→ **Assignment**:
In this exercise, reproduce all the entries that follow exactly.

-- Opening Marker --

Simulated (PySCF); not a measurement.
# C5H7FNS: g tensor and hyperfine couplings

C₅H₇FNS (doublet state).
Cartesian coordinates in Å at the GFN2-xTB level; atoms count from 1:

-- Closing Marker --

→ **Task result**:
Simulated (PySCF); not a measurement.
# C5H7FNS: g tensor and hyperfine couplings

C₅H₇FNS (doublet state).
Cartesian coordinates in Å at the GFN2-xTB level; atoms count from 1:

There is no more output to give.